**Records supplied**
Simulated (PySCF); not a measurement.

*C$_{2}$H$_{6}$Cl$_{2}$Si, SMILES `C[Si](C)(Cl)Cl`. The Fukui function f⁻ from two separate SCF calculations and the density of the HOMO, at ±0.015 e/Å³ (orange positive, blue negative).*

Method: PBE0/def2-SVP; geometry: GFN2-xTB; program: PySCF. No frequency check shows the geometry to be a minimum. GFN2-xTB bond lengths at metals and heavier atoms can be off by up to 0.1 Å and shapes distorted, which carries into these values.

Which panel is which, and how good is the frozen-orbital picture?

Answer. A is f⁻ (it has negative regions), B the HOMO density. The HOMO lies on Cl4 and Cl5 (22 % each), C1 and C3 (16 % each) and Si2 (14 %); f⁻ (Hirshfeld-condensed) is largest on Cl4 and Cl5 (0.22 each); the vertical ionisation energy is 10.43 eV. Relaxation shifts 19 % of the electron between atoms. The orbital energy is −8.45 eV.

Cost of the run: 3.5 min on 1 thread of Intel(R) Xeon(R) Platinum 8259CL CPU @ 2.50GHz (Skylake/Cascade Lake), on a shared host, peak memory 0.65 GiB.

**Assigned task**
All lines above from the one holding "Which panel is" to the one holding "Answer. A is", inclusive, are to be copied exactly; no other line is wanted.

**Exercise output**
Which panel is which, and how good is the frozen-orbital picture?

Answer. A is f⁻ (it has negative regions), B the HOMO density. The HOMO lies on Cl4 and Cl5 (22 % each), C1 and C3 (16 % each) and Si2 (14 %); f⁻ (Hirshfeld-condensed) is largest on Cl4 and Cl5 (0.22 each); the vertical ionisation energy is 10.43 eV. Relaxation shifts 19 % of the electron between atoms. The orbital energy is −8.45 eV.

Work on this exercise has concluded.